Exercise: From the very first line down to the line containing "One way to write", write out the material exactly as it appears, and no more.

Data excerpts:
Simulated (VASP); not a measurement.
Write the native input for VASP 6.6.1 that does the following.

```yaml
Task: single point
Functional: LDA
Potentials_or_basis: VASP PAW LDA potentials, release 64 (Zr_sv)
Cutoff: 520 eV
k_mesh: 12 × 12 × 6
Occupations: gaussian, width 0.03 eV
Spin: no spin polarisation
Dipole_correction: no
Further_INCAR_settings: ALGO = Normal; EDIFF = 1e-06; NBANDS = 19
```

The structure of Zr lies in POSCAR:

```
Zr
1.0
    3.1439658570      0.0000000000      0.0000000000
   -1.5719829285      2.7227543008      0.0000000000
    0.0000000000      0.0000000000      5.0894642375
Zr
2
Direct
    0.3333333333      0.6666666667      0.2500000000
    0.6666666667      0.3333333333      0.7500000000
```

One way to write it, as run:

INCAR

Problem solution:
Simulated (VASP); not a measurement.
Write the native input for VASP 6.6.1 that does the following.

```yaml
Task: single point
Functional: LDA
Potentials_or_basis: VASP PAW LDA potentials, release 64 (Zr_sv)
Cutoff: 520 eV
k_mesh: 12 × 12 × 6
Occupations: gaussian, width 0.03 eV
Spin: no spin polarisation
Dipole_correction: no
Further_INCAR_settings: ALGO = Normal; EDIFF = 1e-06; NBANDS = 19
```

The structure of Zr lies in POSCAR:

```
Zr
1.0
    3.1439658570      0.0000000000      0.0000000000
   -1.5719829285      2.7227543008      0.0000000000
    0.0000000000      0.0000000000      5.0894642375
Zr
2
Direct
    0.3333333333      0.6666666667      0.2500000000
    0.6666666667      0.3333333333      0.7500000000
```

One way to write it, as run:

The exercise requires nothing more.